Quote exactly the lines from the start of the entries to the one with "Answer: 0.51.", both ends included.

• • • •

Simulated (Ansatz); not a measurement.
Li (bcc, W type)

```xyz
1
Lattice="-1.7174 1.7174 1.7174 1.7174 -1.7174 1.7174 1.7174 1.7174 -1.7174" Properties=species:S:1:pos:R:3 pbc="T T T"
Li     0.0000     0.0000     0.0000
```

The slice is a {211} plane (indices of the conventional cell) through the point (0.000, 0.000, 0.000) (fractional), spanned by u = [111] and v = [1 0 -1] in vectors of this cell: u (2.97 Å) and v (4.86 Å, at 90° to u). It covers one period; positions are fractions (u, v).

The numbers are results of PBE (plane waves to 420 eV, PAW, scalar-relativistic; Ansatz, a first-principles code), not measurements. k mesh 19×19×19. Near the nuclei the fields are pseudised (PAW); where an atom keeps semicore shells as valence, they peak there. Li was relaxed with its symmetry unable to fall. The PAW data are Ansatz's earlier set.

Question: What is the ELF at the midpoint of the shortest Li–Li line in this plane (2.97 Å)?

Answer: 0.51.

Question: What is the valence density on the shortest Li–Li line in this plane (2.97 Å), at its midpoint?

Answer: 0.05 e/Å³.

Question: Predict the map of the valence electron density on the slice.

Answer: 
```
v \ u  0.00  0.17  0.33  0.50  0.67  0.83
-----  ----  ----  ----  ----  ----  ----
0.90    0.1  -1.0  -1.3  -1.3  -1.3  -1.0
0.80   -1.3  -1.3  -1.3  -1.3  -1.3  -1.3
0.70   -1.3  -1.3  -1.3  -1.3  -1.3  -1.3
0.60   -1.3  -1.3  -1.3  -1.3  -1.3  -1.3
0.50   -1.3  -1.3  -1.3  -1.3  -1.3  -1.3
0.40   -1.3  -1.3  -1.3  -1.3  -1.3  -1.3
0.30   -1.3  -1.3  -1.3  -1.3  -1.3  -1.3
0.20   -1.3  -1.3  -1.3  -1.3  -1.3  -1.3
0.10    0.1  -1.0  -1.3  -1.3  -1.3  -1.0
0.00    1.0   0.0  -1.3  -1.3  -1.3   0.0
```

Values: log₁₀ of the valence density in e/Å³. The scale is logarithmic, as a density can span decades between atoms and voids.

• • • •

*Answer area:*
Simulated (Ansatz); not a measurement.
Li (bcc, W type)

```xyz
1
Lattice="-1.7174 1.7174 1.7174 1.7174 -1.7174 1.7174 1.7174 1.7174 -1.7174" Properties=species:S:1:pos:R:3 pbc="T T T"
Li     0.0000     0.0000     0.0000
```

The slice is a {211} plane (indices of the conventional cell) through the point (0.000, 0.000, 0.000) (fractional), spanned by u = [111] and v = [1 0 -1] in vectors of this cell: u (2.97 Å) and v (4.86 Å, at 90° to u). It covers one period; positions are fractions (u, v).

The numbers are results of PBE (plane waves to 420 eV, PAW, scalar-relativistic; Ansatz, a first-principles code), not measurements. k mesh 19×19×19. Near the nuclei the fields are pseudised (PAW); where an atom keeps semicore shells as valence, they peak there. Li was relaxed with its symmetry unable to fall. The PAW data are Ansatz's earlier set.

Question: What is the ELF at the midpoint of the shortest Li–Li line in this plane (2.97 Å)?

Answer: 0.51.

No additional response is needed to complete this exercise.